Task item: Your task is to copy every entry exactly.

Given data:
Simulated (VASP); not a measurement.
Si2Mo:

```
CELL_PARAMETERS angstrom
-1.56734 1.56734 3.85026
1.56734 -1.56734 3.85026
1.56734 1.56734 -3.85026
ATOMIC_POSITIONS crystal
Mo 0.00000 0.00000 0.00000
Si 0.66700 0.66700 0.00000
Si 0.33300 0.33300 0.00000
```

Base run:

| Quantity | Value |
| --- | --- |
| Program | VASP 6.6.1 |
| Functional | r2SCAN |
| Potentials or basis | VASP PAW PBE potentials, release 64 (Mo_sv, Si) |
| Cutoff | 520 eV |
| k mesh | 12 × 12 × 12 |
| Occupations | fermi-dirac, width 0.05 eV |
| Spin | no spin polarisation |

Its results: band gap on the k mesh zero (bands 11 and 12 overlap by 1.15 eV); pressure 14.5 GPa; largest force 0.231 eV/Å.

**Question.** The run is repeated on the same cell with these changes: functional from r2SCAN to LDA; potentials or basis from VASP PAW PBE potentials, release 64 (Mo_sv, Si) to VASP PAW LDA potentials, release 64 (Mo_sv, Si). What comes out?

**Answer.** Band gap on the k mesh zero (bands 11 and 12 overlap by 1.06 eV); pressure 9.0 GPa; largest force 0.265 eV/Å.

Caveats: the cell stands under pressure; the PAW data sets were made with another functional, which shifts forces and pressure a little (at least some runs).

Expected answer:
Simulated (VASP); not a measurement.
Si2Mo:

```
CELL_PARAMETERS angstrom
-1.56734 1.56734 3.85026
1.56734 -1.56734 3.85026
1.56734 1.56734 -3.85026
ATOMIC_POSITIONS crystal
Mo 0.00000 0.00000 0.00000
Si 0.66700 0.66700 0.00000
Si 0.33300 0.33300 0.00000
```

Base run:

| Quantity | Value |
| --- | --- |
| Program | VASP 6.6.1 |
| Functional | r2SCAN |
| Potentials or basis | VASP PAW PBE potentials, release 64 (Mo_sv, Si) |
| Cutoff | 520 eV |
| k mesh | 12 × 12 × 12 |
| Occupations | fermi-dirac, width 0.05 eV |
| Spin | no spin polarisation |

Its results: band gap on the k mesh zero (bands 11 and 12 overlap by 1.15 eV); pressure 14.5 GPa; largest force 0.231 eV/Å.

**Question.** The run is repeated on the same cell with these changes: functional from r2SCAN to LDA; potentials or basis from VASP PAW PBE potentials, release 64 (Mo_sv, Si) to VASP PAW LDA potentials, release 64 (Mo_sv, Si). What comes out?

**Answer.** Band gap on the k mesh zero (bands 11 and 12 overlap by 1.06 eV); pressure 9.0 GPa; largest force 0.265 eV/Å.

Caveats: the cell stands under pressure; the PAW data sets were made with another functional, which shifts forces and pressure a little (at least some runs).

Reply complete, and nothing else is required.